Work task >> Make an exact copy of all the entries shown below.

Given entries >>
= = = = = = =

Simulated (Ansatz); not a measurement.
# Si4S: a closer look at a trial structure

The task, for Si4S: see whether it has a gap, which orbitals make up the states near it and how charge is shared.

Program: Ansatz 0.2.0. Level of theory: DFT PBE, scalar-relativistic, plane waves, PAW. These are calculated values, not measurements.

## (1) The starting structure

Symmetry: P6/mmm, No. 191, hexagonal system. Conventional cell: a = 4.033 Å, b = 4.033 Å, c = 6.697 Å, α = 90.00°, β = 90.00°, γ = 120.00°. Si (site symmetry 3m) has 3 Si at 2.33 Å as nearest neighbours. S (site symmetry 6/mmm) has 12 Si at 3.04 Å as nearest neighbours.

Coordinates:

= = = = = = =

Exercise answer >>
Simulated (Ansatz); not a measurement.
# Si4S: a closer look at a trial structure

The task, for Si4S: see whether it has a gap, which orbitals make up the states near it and how charge is shared.

Program: Ansatz 0.2.0. Level of theory: DFT PBE, scalar-relativistic, plane waves, PAW. These are calculated values, not measurements.

## (1) The starting structure

Symmetry: P6/mmm, No. 191, hexagonal system. Conventional cell: a = 4.033 Å, b = 4.033 Å, c = 6.697 Å, α = 90.00°, β = 90.00°, γ = 120.00°. Si (site symmetry 3m) has 3 Si at 2.33 Å as nearest neighbours. S (site symmetry 6/mmm) has 12 Si at 3.04 Å as nearest neighbours.

Coordinates:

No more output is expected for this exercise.